● **ASSIGNED TASK**:
Exactly as they appear, set down all of the records.

**** EXTRACTED RECORDS ****

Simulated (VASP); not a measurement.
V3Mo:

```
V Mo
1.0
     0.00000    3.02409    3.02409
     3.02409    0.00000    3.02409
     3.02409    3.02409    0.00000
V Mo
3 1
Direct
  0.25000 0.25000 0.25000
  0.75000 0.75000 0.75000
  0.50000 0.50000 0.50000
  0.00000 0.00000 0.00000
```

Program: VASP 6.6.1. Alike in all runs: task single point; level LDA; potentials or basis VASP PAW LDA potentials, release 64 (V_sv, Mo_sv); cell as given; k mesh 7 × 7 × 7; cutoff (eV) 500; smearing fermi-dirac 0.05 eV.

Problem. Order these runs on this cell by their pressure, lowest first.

****

● **WORKED SOLUTION**:
Simulated (VASP); not a measurement.
V3Mo:

```
V Mo
1.0
     0.00000    3.02409    3.02409
     3.02409    0.00000    3.02409
     3.02409    3.02409    0.00000
V Mo
3 1
Direct
  0.25000 0.25000 0.25000
  0.75000 0.75000 0.75000
  0.50000 0.50000 0.50000
  0.00000 0.00000 0.00000
```

Program: VASP 6.6.1. Alike in all runs: task single point; level LDA; potentials or basis VASP PAW LDA potentials, release 64 (V_sv, Mo_sv); cell as given; k mesh 7 × 7 × 7; cutoff (eV) 500; smearing fermi-dirac 0.05 eV.

Problem. Order these runs on this cell by their pressure, lowest first.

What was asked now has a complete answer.